^^^^^^^^^^^^^^^^
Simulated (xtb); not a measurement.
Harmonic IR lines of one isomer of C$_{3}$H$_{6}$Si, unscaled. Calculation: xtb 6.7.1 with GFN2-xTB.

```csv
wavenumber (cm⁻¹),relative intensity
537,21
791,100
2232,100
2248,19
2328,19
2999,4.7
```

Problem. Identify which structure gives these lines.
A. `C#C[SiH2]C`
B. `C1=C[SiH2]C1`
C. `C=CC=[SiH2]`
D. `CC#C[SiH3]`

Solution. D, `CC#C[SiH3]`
^^^^^^^^^^^^^^^^

### Work instruction
Nothing but the lines from the first line of the data through the line with "Problem. Identify which" should be returned, exactly as they appear, both ends included.

### Result
Simulated (xtb); not a measurement.
Harmonic IR lines of one isomer of C$_{3}$H$_{6}$Si, unscaled. Calculation: xtb 6.7.1 with GFN2-xTB.

```csv
wavenumber (cm⁻¹),relative intensity
537,21
791,100
2232,100
2248,19
2328,19
2999,4.7
```

Problem. Identify which structure gives these lines.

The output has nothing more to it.